**Assignment:**
The line containing "(2) zero (bands 5 and 6 overlap by 3.39 eV)." marks the end, so write out exactly every line from the top of the entries below through that one.

**Given data:**
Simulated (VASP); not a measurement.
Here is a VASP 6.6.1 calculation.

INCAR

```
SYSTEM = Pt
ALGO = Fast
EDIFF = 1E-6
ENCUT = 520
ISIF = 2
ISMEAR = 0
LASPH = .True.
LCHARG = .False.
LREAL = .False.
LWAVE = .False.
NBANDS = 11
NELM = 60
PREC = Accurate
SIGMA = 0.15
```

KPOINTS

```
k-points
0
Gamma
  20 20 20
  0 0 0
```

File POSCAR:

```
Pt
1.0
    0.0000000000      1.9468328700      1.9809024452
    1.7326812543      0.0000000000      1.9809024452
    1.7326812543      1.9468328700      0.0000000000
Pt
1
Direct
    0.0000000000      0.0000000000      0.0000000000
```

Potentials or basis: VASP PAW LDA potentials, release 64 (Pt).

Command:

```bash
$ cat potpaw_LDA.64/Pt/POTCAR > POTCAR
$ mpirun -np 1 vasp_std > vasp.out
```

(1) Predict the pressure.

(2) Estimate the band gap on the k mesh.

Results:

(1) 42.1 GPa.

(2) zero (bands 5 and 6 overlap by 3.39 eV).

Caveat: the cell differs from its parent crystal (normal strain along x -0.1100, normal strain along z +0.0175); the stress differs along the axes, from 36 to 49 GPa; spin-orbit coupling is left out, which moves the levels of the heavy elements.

**Response box:**
Simulated (VASP); not a measurement.
Here is a VASP 6.6.1 calculation.

INCAR

```
SYSTEM = Pt
ALGO = Fast
EDIFF = 1E-6
ENCUT = 520
ISIF = 2
ISMEAR = 0
LASPH = .True.
LCHARG = .False.
LREAL = .False.
LWAVE = .False.
NBANDS = 11
NELM = 60
PREC = Accurate
SIGMA = 0.15
```

KPOINTS

```
k-points
0
Gamma
  20 20 20
  0 0 0
```

File POSCAR:

```
Pt
1.0
    0.0000000000      1.9468328700      1.9809024452
    1.7326812543      0.0000000000      1.9809024452
    1.7326812543      1.9468328700      0.0000000000
Pt
1
Direct
    0.0000000000      0.0000000000      0.0000000000
```

Potentials or basis: VASP PAW LDA potentials, release 64 (Pt).

Command:

```bash
$ cat potpaw_LDA.64/Pt/POTCAR > POTCAR
$ mpirun -np 1 vasp_std > vasp.out
```

(1) Predict the pressure.

(2) Estimate the band gap on the k mesh.

Results:

(1) 42.1 GPa.

(2) zero (bands 5 and 6 overlap by 3.39 eV).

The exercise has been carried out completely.